== DATASET EXTRACT ==
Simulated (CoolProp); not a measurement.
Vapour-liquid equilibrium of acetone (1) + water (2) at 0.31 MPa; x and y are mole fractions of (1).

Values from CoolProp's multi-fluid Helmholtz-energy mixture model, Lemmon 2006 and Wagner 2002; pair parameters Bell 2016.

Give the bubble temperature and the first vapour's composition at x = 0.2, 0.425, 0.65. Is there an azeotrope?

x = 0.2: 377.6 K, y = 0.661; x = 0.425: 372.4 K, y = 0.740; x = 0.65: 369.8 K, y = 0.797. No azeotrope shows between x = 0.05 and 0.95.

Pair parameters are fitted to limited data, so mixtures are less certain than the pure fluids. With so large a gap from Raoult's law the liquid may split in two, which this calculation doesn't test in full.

== WORK TASK ==
Above are the lines; repeat exactly the ones from the line containing "Values from CoolProp's" down to the line containing "Give the bubble", both inclusive.

== TASK SOLUTION ==
Values from CoolProp's multi-fluid Helmholtz-energy mixture model, Lemmon 2006 and Wagner 2002; pair parameters Bell 2016.

Give the bubble temperature and the first vapour's composition at x = 0.2, 0.425, 0.65. Is there an azeotrope?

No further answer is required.